Record set:
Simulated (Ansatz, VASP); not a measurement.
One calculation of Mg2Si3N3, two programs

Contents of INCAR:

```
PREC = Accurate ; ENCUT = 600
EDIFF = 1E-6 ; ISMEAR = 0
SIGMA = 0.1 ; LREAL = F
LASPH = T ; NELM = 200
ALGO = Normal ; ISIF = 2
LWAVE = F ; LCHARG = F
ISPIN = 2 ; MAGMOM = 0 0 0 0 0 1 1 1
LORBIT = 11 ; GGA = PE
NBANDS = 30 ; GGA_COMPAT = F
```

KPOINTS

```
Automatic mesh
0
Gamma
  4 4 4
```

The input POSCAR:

Assigned task: Could you copy out the data in full, exactly as it is written?

Result:
Simulated (Ansatz, VASP); not a measurement.
One calculation of Mg2Si3N3, two programs

Contents of INCAR:

```
PREC = Accurate ; ENCUT = 600
EDIFF = 1E-6 ; ISMEAR = 0
SIGMA = 0.1 ; LREAL = F
LASPH = T ; NELM = 200
ALGO = Normal ; ISIF = 2
LWAVE = F ; LCHARG = F
ISPIN = 2 ; MAGMOM = 0 0 0 0 0 1 1 1
LORBIT = 11 ; GGA = PE
NBANDS = 30 ; GGA_COMPAT = F
```

KPOINTS

```
Automatic mesh
0
Gamma
  4 4 4
```

The input POSCAR:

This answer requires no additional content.